▸ ASSIGNED TASK
Instruction for the data below: set down exactly the lines from the line with "Task: Predict a" to the line with "Point group C2v", inclusive, and no others.

▸ DATASET EXCERPTS
::::
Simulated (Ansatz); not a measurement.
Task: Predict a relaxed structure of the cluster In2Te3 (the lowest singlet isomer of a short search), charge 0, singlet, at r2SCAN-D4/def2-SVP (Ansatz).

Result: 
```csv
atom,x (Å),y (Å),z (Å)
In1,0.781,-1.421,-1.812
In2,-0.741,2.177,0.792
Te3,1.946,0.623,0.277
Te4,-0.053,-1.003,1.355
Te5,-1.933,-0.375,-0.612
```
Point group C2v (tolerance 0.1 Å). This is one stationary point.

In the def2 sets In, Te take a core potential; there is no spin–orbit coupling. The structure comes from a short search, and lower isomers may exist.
::::

▸ WRITTEN SOLUTION
Task: Predict a relaxed structure of the cluster In2Te3 (the lowest singlet isomer of a short search), charge 0, singlet, at r2SCAN-D4/def2-SVP (Ansatz).

Result: 
```csv
atom,x (Å),y (Å),z (Å)
In1,0.781,-1.421,-1.812
In2,-0.741,2.177,0.792
Te3,1.946,0.623,0.277
Te4,-0.053,-1.003,1.355
Te5,-1.933,-0.375,-0.612
```
Point group C2v (tolerance 0.1 Å). This is one stationary point.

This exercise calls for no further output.